The data:
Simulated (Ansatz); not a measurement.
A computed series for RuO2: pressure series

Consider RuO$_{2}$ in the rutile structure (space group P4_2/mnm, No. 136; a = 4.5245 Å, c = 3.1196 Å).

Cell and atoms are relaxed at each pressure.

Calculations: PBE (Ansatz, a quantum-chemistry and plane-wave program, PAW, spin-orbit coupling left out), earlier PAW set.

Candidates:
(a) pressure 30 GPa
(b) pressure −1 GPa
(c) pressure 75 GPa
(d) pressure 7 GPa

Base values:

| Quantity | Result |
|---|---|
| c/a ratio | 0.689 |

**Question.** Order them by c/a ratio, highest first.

Work item:
Set the entries down again, unchanged and complete.

Written response:
Simulated (Ansatz); not a measurement.
A computed series for RuO2: pressure series

Consider RuO$_{2}$ in the rutile structure (space group P4_2/mnm, No. 136; a = 4.5245 Å, c = 3.1196 Å).

Cell and atoms are relaxed at each pressure.

Calculations: PBE (Ansatz, a quantum-chemistry and plane-wave program, PAW, spin-orbit coupling left out), earlier PAW set.

Candidates:
(a) pressure 30 GPa
(b) pressure −1 GPa
(c) pressure 75 GPa
(d) pressure 7 GPa

Base values:

| Quantity | Result |
|---|---|
| c/a ratio | 0.689 |

**Question.** Order them by c/a ratio, highest first.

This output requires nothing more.